——————————
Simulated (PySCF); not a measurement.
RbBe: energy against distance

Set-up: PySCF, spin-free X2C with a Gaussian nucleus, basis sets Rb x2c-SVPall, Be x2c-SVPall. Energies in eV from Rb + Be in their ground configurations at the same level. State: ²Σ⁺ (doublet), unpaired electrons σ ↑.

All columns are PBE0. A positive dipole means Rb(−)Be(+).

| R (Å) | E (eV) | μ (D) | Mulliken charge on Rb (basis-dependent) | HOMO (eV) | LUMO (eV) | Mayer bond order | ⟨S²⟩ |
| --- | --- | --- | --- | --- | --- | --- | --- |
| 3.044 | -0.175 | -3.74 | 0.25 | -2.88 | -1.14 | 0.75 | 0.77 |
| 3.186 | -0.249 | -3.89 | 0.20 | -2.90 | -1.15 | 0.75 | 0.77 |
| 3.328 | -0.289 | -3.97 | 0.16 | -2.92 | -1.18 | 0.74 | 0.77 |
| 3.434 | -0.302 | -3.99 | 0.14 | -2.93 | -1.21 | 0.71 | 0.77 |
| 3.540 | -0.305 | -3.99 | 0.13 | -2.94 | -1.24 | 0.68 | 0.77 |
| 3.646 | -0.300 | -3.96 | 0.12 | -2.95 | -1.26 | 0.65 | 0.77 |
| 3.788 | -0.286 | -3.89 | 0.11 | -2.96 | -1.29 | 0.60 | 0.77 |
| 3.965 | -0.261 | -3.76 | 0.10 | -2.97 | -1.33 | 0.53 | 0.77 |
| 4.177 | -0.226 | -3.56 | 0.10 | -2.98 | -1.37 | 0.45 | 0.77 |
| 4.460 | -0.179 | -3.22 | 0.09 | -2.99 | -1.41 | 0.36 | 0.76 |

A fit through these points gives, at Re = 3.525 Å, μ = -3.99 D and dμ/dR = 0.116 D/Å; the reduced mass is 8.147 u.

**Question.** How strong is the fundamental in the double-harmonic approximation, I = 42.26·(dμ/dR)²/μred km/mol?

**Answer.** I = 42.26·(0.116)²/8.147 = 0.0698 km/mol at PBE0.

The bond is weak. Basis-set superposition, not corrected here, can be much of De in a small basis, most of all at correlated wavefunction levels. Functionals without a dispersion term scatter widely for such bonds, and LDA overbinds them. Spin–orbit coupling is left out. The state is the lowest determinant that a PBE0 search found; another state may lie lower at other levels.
——————————

ACTION ITEM = Write down, word for word, the lines above from the one containing "All columns are" through the one containing "-1.14 | 0.75 | 0.77 |", both ends included.

YOUR SOLUTION =
All columns are PBE0. A positive dipole means Rb(−)Be(+).

| R (Å) | E (eV) | μ (D) | Mulliken charge on Rb (basis-dependent) | HOMO (eV) | LUMO (eV) | Mayer bond order | ⟨S²⟩ |
| --- | --- | --- | --- | --- | --- | --- | --- |
| 3.044 | -0.175 | -3.74 | 0.25 | -2.88 | -1.14 | 0.75 | 0.77 |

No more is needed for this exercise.